Provided data Block Start

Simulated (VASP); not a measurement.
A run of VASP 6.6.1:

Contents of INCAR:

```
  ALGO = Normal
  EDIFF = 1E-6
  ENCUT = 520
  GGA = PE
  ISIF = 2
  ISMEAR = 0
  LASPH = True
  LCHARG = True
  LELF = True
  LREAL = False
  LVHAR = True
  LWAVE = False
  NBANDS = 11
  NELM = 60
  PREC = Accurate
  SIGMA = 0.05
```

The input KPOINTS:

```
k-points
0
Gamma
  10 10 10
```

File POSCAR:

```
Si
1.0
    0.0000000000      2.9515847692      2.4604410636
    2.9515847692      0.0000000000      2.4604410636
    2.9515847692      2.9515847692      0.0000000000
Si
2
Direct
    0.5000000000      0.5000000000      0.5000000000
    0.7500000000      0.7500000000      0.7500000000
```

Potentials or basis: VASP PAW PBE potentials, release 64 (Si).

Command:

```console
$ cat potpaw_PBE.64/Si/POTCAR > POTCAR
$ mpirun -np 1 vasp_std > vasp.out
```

Provided data Block End

- _Work task_: Every record must be given again exactly as it was written.

- _Written response_:
Simulated (VASP); not a measurement.
A run of VASP 6.6.1:

Contents of INCAR:

```
  ALGO = Normal
  EDIFF = 1E-6
  ENCUT = 520
  GGA = PE
  ISIF = 2
  ISMEAR = 0
  LASPH = True
  LCHARG = True
  LELF = True
  LREAL = False
  LVHAR = True
  LWAVE = False
  NBANDS = 11
  NELM = 60
  PREC = Accurate
  SIGMA = 0.05
```

The input KPOINTS:

```
k-points
0
Gamma
  10 10 10
```

File POSCAR:

```
Si
1.0
    0.0000000000      2.9515847692      2.4604410636
    2.9515847692      0.0000000000      2.4604410636
    2.9515847692      2.9515847692      0.0000000000
Si
2
Direct
    0.5000000000      0.5000000000      0.5000000000
    0.7500000000      0.7500000000      0.7500000000
```

Potentials or basis: VASP PAW PBE potentials, release 64 (Si).

Command:

```console
$ cat potpaw_PBE.64/Si/POTCAR > POTCAR
$ mpirun -np 1 vasp_std > vasp.out
```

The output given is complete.